Assignment:
Starting at the top of the listing below, copy each line exactly, stopping after the line that contains "At the start: pressure".

──────────

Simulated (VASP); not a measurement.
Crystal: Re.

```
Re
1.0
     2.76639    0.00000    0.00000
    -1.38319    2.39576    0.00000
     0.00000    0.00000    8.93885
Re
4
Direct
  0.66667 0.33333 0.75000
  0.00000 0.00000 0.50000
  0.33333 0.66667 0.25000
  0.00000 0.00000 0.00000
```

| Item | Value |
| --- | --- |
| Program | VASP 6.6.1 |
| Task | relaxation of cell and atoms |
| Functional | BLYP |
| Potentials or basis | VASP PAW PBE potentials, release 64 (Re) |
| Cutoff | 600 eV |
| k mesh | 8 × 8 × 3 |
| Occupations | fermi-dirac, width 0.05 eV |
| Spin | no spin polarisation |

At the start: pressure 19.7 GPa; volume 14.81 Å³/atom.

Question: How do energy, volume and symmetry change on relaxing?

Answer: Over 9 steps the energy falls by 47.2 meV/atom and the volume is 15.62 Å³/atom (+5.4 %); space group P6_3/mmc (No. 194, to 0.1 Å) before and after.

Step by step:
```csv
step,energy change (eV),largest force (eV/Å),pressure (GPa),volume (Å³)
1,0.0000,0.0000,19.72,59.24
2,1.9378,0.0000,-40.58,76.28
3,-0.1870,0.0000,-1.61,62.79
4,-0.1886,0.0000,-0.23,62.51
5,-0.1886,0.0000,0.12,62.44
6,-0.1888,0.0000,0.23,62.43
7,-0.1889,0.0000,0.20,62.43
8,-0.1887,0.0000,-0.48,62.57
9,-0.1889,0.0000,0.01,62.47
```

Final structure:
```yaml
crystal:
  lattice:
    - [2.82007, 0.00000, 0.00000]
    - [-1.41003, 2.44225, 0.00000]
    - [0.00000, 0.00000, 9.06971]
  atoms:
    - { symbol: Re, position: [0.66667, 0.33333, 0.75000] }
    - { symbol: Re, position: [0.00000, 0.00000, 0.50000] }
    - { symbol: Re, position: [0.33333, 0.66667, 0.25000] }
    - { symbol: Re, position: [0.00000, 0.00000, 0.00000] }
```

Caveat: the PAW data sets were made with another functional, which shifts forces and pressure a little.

──────────

Written reply:
Simulated (VASP); not a measurement.
Crystal: Re.

```
Re
1.0
     2.76639    0.00000    0.00000
    -1.38319    2.39576    0.00000
     0.00000    0.00000    8.93885
Re
4
Direct
  0.66667 0.33333 0.75000
  0.00000 0.00000 0.50000
  0.33333 0.66667 0.25000
  0.00000 0.00000 0.00000
```

| Item | Value |
| --- | --- |
| Program | VASP 6.6.1 |
| Task | relaxation of cell and atoms |
| Functional | BLYP |
| Potentials or basis | VASP PAW PBE potentials, release 64 (Re) |
| Cutoff | 600 eV |
| k mesh | 8 × 8 × 3 |
| Occupations | fermi-dirac, width 0.05 eV |
| Spin | no spin polarisation |

At the start: pressure 19.7 GPa; volume 14.81 Å³/atom.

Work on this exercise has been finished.